Please copy, exactly as they appear below, the lines from the one containing "Cutoff: 520 eV" through the one containing "Run time: 79".

=== Begin Enclosure ===

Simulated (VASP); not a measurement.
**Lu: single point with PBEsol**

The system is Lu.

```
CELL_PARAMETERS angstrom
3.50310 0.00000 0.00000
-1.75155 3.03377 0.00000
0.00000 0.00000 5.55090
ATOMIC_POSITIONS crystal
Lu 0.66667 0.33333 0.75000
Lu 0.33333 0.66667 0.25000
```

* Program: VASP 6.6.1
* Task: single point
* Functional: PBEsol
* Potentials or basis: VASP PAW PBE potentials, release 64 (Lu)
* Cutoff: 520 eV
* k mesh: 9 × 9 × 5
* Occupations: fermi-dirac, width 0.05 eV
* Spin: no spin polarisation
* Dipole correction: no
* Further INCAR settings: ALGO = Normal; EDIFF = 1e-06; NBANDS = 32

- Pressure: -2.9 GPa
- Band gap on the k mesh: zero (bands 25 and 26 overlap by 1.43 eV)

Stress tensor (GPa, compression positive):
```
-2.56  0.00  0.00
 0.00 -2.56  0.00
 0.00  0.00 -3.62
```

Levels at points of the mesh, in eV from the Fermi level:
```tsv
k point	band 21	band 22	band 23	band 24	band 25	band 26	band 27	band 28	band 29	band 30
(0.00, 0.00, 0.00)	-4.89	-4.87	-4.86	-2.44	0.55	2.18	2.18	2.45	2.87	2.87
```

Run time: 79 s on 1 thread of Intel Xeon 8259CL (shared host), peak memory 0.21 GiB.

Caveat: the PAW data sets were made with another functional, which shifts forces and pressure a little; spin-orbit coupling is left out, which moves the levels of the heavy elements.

=== End Enclosure ===

### Task result
* Cutoff: 520 eV
* k mesh: 9 × 9 × 5
* Occupations: fermi-dirac, width 0.05 eV
* Spin: no spin polarisation
* Dipole correction: no
* Further INCAR settings: ALGO = Normal; EDIFF = 1e-06; NBANDS = 32

- Pressure: -2.9 GPa
- Band gap on the k mesh: zero (bands 25 and 26 overlap by 1.43 eV)

Stress tensor (GPa, compression positive):
```
-2.56  0.00  0.00
 0.00 -2.56  0.00
 0.00  0.00 -3.62
```

Levels at points of the mesh, in eV from the Fermi level:
```tsv
k point	band 21	band 22	band 23	band 24	band 25	band 26	band 27	band 28	band 29	band 30
(0.00, 0.00, 0.00)	-4.89	-4.87	-4.86	-2.44	0.55	2.18	2.18	2.45	2.87	2.87
```

Run time: 79 s on 1 thread of Intel Xeon 8259CL (shared host), peak memory 0.21 GiB.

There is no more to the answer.